┌──

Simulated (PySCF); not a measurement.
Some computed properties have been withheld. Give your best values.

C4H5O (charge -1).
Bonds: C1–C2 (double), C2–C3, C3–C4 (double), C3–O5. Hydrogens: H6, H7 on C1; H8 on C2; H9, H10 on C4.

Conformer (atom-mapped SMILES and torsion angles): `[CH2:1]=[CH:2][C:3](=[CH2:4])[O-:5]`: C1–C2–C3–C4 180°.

└──

**REQUIRED ACTION**
The whole listing should be restated word for word.

**YOUR SOLUTION**
Simulated (PySCF); not a measurement.
Some computed properties have been withheld. Give your best values.

C4H5O (charge -1).
Bonds: C1–C2 (double), C2–C3, C3–C4 (double), C3–O5. Hydrogens: H6, H7 on C1; H8 on C2; H9, H10 on C4.

Conformer (atom-mapped SMILES and torsion angles): `[CH2:1]=[CH:2][C:3](=[CH2:4])[O-:5]`: C1–C2–C3–C4 180°.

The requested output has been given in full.